Record excerpts:

- Opening Delimiter -

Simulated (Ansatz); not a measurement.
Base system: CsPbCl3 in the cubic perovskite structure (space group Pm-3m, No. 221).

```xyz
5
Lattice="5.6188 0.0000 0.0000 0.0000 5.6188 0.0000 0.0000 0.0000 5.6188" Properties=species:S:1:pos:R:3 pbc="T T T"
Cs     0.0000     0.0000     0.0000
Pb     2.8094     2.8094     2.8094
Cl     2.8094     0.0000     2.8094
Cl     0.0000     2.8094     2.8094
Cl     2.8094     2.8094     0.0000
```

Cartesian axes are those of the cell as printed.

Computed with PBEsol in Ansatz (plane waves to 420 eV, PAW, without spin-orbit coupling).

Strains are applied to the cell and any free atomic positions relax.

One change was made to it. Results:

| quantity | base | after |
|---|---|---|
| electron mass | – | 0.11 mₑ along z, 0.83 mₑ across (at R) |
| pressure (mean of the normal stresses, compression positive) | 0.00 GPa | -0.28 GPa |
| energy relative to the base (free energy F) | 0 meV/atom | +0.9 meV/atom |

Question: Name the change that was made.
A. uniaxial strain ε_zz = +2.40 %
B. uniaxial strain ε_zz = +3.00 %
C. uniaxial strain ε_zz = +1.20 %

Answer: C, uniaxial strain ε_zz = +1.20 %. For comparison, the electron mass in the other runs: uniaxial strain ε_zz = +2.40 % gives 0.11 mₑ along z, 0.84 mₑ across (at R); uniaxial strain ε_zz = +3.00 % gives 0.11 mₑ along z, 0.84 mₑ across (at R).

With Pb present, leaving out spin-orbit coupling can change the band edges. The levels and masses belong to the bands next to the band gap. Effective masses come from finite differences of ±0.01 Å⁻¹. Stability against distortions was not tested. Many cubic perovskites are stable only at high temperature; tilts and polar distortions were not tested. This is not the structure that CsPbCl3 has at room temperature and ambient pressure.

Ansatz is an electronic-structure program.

- Closing Delimiter -

Requirement: From the first line of the data above to the line containing "across (at R) |", repeat everything exactly and add nothing.

Reply:
Simulated (Ansatz); not a measurement.
Base system: CsPbCl3 in the cubic perovskite structure (space group Pm-3m, No. 221).

```xyz
5
Lattice="5.6188 0.0000 0.0000 0.0000 5.6188 0.0000 0.0000 0.0000 5.6188" Properties=species:S:1:pos:R:3 pbc="T T T"
Cs     0.0000     0.0000     0.0000
Pb     2.8094     2.8094     2.8094
Cl     2.8094     0.0000     2.8094
Cl     0.0000     2.8094     2.8094
Cl     2.8094     2.8094     0.0000
```

Cartesian axes are those of the cell as printed.

Computed with PBEsol in Ansatz (plane waves to 420 eV, PAW, without spin-orbit coupling).

Strains are applied to the cell and any free atomic positions relax.

One change was made to it. Results:

| quantity | base | after |
|---|---|---|
| electron mass | – | 0.11 mₑ along z, 0.83 mₑ across (at R) |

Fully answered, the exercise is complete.